Required action
The lines from the start of the records through the one containing "Problem. Estimate the wall time of this run." are to be restated word for word; please include both ends.

**** Data supplied

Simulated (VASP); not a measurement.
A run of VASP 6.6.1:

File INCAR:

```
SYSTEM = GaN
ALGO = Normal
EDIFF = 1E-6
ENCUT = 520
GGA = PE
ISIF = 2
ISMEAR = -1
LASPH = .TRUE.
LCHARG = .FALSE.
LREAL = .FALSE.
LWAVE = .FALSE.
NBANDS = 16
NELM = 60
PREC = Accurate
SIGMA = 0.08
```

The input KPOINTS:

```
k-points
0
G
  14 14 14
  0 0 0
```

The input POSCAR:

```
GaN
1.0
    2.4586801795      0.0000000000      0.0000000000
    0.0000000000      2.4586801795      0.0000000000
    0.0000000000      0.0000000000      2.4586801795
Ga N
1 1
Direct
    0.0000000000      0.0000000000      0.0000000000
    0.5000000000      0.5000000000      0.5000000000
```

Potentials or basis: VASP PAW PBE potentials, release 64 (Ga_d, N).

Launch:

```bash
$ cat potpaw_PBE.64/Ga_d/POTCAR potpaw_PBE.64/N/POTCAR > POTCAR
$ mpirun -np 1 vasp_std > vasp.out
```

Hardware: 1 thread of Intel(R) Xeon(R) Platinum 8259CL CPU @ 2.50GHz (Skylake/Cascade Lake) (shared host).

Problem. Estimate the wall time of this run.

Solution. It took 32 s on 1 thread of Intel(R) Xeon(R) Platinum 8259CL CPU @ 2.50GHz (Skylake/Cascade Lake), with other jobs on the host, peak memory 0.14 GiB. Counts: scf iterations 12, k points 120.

********

Written reply
Simulated (VASP); not a measurement.
A run of VASP 6.6.1:

File INCAR:

```
SYSTEM = GaN
ALGO = Normal
EDIFF = 1E-6
ENCUT = 520
GGA = PE
ISIF = 2
ISMEAR = -1
LASPH = .TRUE.
LCHARG = .FALSE.
LREAL = .FALSE.
LWAVE = .FALSE.
NBANDS = 16
NELM = 60
PREC = Accurate
SIGMA = 0.08
```

The input KPOINTS:

```
k-points
0
G
  14 14 14
  0 0 0
```

The input POSCAR:

```
GaN
1.0
    2.4586801795      0.0000000000      0.0000000000
    0.0000000000      2.4586801795      0.0000000000
    0.0000000000      0.0000000000      2.4586801795
Ga N
1 1
Direct
    0.0000000000      0.0000000000      0.0000000000
    0.5000000000      0.5000000000      0.5000000000
```

Potentials or basis: VASP PAW PBE potentials, release 64 (Ga_d, N).

Launch:

```bash
$ cat potpaw_PBE.64/Ga_d/POTCAR potpaw_PBE.64/N/POTCAR > POTCAR
$ mpirun -np 1 vasp_std > vasp.out
```

Hardware: 1 thread of Intel(R) Xeon(R) Platinum 8259CL CPU @ 2.50GHz (Skylake/Cascade Lake) (shared host).

Problem. Estimate the wall time of this run.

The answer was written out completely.